Work item:
Copy exactly the lines of the material below, starting with the first and including the line that holds "Potentials or basis: VASP".

Information shown: Begin

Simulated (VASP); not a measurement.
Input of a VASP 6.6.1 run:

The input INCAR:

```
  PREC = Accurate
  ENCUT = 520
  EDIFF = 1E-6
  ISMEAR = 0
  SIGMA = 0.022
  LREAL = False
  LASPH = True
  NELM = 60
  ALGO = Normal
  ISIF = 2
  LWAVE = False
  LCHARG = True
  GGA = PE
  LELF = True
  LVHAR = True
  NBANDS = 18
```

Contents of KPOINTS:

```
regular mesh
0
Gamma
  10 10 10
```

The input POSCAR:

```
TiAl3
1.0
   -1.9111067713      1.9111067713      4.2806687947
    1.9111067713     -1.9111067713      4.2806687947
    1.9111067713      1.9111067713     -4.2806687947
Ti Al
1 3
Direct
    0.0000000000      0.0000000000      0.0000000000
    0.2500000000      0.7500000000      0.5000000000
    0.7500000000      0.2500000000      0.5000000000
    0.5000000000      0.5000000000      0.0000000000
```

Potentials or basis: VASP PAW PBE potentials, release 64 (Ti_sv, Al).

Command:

Information shown: End

Result:
Simulated (VASP); not a measurement.
Input of a VASP 6.6.1 run:

The input INCAR:

```
  PREC = Accurate
  ENCUT = 520
  EDIFF = 1E-6
  ISMEAR = 0
  SIGMA = 0.022
  LREAL = False
  LASPH = True
  NELM = 60
  ALGO = Normal
  ISIF = 2
  LWAVE = False
  LCHARG = True
  GGA = PE
  LELF = True
  LVHAR = True
  NBANDS = 18
```

Contents of KPOINTS:

```
regular mesh
0
Gamma
  10 10 10
```

The input POSCAR:

```
TiAl3
1.0
   -1.9111067713      1.9111067713      4.2806687947
    1.9111067713     -1.9111067713      4.2806687947
    1.9111067713      1.9111067713     -4.2806687947
Ti Al
1 3
Direct
    0.0000000000      0.0000000000      0.0000000000
    0.2500000000      0.7500000000      0.5000000000
    0.7500000000      0.2500000000      0.5000000000
    0.5000000000      0.5000000000      0.0000000000
```

Potentials or basis: VASP PAW PBE potentials, release 64 (Ti_sv, Al).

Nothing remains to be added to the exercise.